######

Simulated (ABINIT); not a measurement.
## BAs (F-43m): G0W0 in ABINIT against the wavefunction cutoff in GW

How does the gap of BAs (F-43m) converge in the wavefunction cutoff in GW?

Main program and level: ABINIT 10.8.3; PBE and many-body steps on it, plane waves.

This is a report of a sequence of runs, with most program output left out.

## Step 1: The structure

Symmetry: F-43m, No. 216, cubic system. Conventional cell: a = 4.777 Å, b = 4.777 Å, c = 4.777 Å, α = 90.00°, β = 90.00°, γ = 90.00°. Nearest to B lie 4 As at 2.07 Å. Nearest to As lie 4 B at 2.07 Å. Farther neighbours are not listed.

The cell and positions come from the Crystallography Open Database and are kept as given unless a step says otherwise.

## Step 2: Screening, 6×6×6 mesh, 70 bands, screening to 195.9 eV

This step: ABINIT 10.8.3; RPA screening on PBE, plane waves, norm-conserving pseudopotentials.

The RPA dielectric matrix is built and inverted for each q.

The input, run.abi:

######

**Activity:** Reproduce exactly every line that sits between the start of the entries and the line bearing "The RPA dielectric", counting both of those lines.

**Reply:**
Simulated (ABINIT); not a measurement.
## BAs (F-43m): G0W0 in ABINIT against the wavefunction cutoff in GW

How does the gap of BAs (F-43m) converge in the wavefunction cutoff in GW?

Main program and level: ABINIT 10.8.3; PBE and many-body steps on it, plane waves.

This is a report of a sequence of runs, with most program output left out.

## Step 1: The structure

Symmetry: F-43m, No. 216, cubic system. Conventional cell: a = 4.777 Å, b = 4.777 Å, c = 4.777 Å, α = 90.00°, β = 90.00°, γ = 90.00°. Nearest to B lie 4 As at 2.07 Å. Nearest to As lie 4 B at 2.07 Å. Farther neighbours are not listed.

The cell and positions come from the Crystallography Open Database and are kept as given unless a step says otherwise.

## Step 2: Screening, 6×6×6 mesh, 70 bands, screening to 195.9 eV

This step: ABINIT 10.8.3; RPA screening on PBE, plane waves, norm-conserving pseudopotentials.

The RPA dielectric matrix is built and inverted for each q.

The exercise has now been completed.